DATA TO EXAMINE:
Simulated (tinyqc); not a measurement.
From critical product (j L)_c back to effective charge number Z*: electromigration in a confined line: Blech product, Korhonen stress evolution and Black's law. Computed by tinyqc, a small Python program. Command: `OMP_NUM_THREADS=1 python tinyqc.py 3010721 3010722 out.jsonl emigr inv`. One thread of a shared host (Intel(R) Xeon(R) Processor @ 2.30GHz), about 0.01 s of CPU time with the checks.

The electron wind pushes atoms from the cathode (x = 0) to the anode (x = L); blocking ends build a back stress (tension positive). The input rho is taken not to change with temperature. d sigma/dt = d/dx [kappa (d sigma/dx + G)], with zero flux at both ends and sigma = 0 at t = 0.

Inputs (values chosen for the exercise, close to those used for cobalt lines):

WORK ITEM:
Exact duplication of all the data above is expected.

WRITTEN SOLUTION:
Simulated (tinyqc); not a measurement.
From critical product (j L)_c back to effective charge number Z*: electromigration in a confined line: Blech product, Korhonen stress evolution and Black's law. Computed by tinyqc, a small Python program. Command: `OMP_NUM_THREADS=1 python tinyqc.py 3010721 3010722 out.jsonl emigr inv`. One thread of a shared host (Intel(R) Xeon(R) Processor @ 2.30GHz), about 0.01 s of CPU time with the checks.

The electron wind pushes atoms from the cathode (x = 0) to the anode (x = L); blocking ends build a back stress (tension positive). The input rho is taken not to change with temperature. d sigma/dt = d/dx [kappa (d sigma/dx + G)], with zero flux at both ends and sigma = 0 at t = 0.

Inputs (values chosen for the exercise, close to those used for cobalt lines):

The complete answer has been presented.